RECORDED DATA:
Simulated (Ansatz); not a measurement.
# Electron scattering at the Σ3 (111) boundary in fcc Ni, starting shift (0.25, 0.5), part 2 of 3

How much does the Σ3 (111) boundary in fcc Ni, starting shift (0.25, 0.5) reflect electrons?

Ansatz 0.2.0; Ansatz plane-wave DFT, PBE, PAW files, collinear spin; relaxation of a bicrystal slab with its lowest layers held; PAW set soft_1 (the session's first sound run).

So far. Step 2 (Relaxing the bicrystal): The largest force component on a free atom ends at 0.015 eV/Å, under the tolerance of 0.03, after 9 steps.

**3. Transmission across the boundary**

TASK ITEM:
An exact copy of all the records is the only acceptable answer.

ANSWER AREA:
Simulated (Ansatz); not a measurement.
# Electron scattering at the Σ3 (111) boundary in fcc Ni, starting shift (0.25, 0.5), part 2 of 3

How much does the Σ3 (111) boundary in fcc Ni, starting shift (0.25, 0.5) reflect electrons?

Ansatz 0.2.0; Ansatz plane-wave DFT, PBE, PAW files, collinear spin; relaxation of a bicrystal slab with its lowest layers held; PAW set soft_1 (the session's first sound run).

So far. Step 2 (Relaxing the bicrystal): The largest force component on a free atom ends at 0.015 eV/Å, under the tolerance of 0.03, after 9 steps.

**3. Transmission across the boundary**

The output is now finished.